- _Work request_
Output the full listing that appears below, exactly as it is presented.

- _Study material_
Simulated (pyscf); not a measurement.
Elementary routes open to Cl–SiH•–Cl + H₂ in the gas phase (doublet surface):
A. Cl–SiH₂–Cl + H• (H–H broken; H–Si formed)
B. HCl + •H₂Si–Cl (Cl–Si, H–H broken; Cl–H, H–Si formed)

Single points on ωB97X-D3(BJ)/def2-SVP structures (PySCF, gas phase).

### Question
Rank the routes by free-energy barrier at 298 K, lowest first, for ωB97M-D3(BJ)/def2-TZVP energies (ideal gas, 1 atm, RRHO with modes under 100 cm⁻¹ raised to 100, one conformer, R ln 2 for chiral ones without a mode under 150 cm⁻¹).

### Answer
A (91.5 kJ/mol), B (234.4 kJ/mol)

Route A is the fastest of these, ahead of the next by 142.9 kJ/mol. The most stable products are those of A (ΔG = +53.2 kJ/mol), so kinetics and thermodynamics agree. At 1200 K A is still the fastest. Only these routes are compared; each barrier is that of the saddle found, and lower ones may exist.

- _Answer area_
Simulated (pyscf); not a measurement.
Elementary routes open to Cl–SiH•–Cl + H₂ in the gas phase (doublet surface):
A. Cl–SiH₂–Cl + H• (H–H broken; H–Si formed)
B. HCl + •H₂Si–Cl (Cl–Si, H–H broken; Cl–H, H–Si formed)

Single points on ωB97X-D3(BJ)/def2-SVP structures (PySCF, gas phase).

### Question
Rank the routes by free-energy barrier at 298 K, lowest first, for ωB97M-D3(BJ)/def2-TZVP energies (ideal gas, 1 atm, RRHO with modes under 100 cm⁻¹ raised to 100, one conformer, R ln 2 for chiral ones without a mode under 150 cm⁻¹).

### Answer
A (91.5 kJ/mol), B (234.4 kJ/mol)

Route A is the fastest of these, ahead of the next by 142.9 kJ/mol. The most stable products are those of A (ΔG = +53.2 kJ/mol), so kinetics and thermodynamics agree. At 1200 K A is still the fastest. Only these routes are compared; each barrier is that of the saddle found, and lower ones may exist.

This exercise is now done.